## Work instruction
Without leaving out a single line, copy the records exactly.

## Provided material
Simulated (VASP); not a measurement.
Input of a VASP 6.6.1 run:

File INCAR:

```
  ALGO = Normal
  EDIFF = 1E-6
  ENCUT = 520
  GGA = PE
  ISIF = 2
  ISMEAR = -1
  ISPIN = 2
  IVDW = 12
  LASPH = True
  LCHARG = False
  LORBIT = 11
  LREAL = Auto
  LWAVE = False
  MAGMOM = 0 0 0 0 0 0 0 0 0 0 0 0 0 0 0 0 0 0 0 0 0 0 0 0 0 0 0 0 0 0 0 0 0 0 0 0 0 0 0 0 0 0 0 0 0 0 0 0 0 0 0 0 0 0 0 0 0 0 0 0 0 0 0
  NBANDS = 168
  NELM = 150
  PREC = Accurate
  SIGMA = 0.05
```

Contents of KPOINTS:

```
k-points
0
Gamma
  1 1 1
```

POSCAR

## Exercise solution
Simulated (VASP); not a measurement.
Input of a VASP 6.6.1 run:

File INCAR:

```
  ALGO = Normal
  EDIFF = 1E-6
  ENCUT = 520
  GGA = PE
  ISIF = 2
  ISMEAR = -1
  ISPIN = 2
  IVDW = 12
  LASPH = True
  LCHARG = False
  LORBIT = 11
  LREAL = Auto
  LWAVE = False
  MAGMOM = 0 0 0 0 0 0 0 0 0 0 0 0 0 0 0 0 0 0 0 0 0 0 0 0 0 0 0 0 0 0 0 0 0 0 0 0 0 0 0 0 0 0 0 0 0 0 0 0 0 0 0 0 0 0 0 0 0 0 0 0 0 0 0
  NBANDS = 168
  NELM = 150
  PREC = Accurate
  SIGMA = 0.05
```

Contents of KPOINTS:

```
k-points
0
Gamma
  1 1 1
```

POSCAR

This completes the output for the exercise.